## Information supplied
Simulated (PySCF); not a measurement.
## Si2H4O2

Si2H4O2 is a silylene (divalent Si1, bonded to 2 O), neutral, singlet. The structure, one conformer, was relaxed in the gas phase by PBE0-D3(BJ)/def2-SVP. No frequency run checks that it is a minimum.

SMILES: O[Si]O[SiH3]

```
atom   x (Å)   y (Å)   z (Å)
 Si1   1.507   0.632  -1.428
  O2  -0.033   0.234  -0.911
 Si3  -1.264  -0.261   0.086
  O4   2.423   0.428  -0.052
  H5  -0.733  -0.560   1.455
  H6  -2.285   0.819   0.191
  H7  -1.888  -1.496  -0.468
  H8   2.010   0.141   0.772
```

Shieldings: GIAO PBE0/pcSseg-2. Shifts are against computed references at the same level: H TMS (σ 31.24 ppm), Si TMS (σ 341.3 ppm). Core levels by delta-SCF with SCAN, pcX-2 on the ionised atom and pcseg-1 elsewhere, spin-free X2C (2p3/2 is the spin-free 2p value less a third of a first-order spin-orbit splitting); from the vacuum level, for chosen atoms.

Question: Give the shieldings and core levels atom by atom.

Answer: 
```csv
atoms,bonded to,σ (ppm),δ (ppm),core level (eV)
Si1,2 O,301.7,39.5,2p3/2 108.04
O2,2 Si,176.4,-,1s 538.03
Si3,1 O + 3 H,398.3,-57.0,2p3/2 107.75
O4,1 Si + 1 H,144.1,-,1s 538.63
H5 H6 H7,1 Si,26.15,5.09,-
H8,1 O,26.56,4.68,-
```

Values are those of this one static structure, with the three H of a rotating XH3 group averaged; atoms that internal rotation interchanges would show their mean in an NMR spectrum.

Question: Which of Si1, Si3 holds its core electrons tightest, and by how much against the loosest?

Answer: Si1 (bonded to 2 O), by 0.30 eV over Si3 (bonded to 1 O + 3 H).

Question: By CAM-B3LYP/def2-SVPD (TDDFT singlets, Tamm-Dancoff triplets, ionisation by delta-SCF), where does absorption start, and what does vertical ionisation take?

## Work request
Please output the exact lines of the records above, beginning with the first and stopping after the line that holds "Answer: Si1 (bonded", and nothing else.

## Exercise answer
Simulated (PySCF); not a measurement.
## Si2H4O2

Si2H4O2 is a silylene (divalent Si1, bonded to 2 O), neutral, singlet. The structure, one conformer, was relaxed in the gas phase by PBE0-D3(BJ)/def2-SVP. No frequency run checks that it is a minimum.

SMILES: O[Si]O[SiH3]

```
atom   x (Å)   y (Å)   z (Å)
 Si1   1.507   0.632  -1.428
  O2  -0.033   0.234  -0.911
 Si3  -1.264  -0.261   0.086
  O4   2.423   0.428  -0.052
  H5  -0.733  -0.560   1.455
  H6  -2.285   0.819   0.191
  H7  -1.888  -1.496  -0.468
  H8   2.010   0.141   0.772
```

Shieldings: GIAO PBE0/pcSseg-2. Shifts are against computed references at the same level: H TMS (σ 31.24 ppm), Si TMS (σ 341.3 ppm). Core levels by delta-SCF with SCAN, pcX-2 on the ionised atom and pcseg-1 elsewhere, spin-free X2C (2p3/2 is the spin-free 2p value less a third of a first-order spin-orbit splitting); from the vacuum level, for chosen atoms.

Question: Give the shieldings and core levels atom by atom.

Answer: 
```csv
atoms,bonded to,σ (ppm),δ (ppm),core level (eV)
Si1,2 O,301.7,39.5,2p3/2 108.04
O2,2 Si,176.4,-,1s 538.03
Si3,1 O + 3 H,398.3,-57.0,2p3/2 107.75
O4,1 Si + 1 H,144.1,-,1s 538.63
H5 H6 H7,1 Si,26.15,5.09,-
H8,1 O,26.56,4.68,-
```

Values are those of this one static structure, with the three H of a rotating XH3 group averaged; atoms that internal rotation interchanges would show their mean in an NMR spectrum.

Question: Which of Si1, Si3 holds its core electrons tightest, and by how much against the loosest?

Answer: Si1 (bonded to 2 O), by 0.30 eV over Si3 (bonded to 1 O + 3 H).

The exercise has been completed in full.